Task item
Transcribe each entry. Change nothing.

Exercise data
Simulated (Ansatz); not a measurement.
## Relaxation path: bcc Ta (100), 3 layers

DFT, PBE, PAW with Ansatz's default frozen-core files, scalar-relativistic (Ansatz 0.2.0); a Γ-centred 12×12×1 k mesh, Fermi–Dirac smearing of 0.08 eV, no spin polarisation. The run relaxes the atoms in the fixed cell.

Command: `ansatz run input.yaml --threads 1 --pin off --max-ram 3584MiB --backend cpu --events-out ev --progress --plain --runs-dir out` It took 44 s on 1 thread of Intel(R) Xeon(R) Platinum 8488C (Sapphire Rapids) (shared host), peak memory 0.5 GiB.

Written answer
Simulated (Ansatz); not a measurement.
## Relaxation path: bcc Ta (100), 3 layers

DFT, PBE, PAW with Ansatz's default frozen-core files, scalar-relativistic (Ansatz 0.2.0); a Γ-centred 12×12×1 k mesh, Fermi–Dirac smearing of 0.08 eV, no spin polarisation. The run relaxes the atoms in the fixed cell.

Command: `ansatz run input.yaml --threads 1 --pin off --max-ram 3584MiB --backend cpu --events-out ev --progress --plain --runs-dir out` It took 44 s on 1 thread of Intel(R) Xeon(R) Platinum 8488C (Sapphire Rapids) (shared host), peak memory 0.5 GiB.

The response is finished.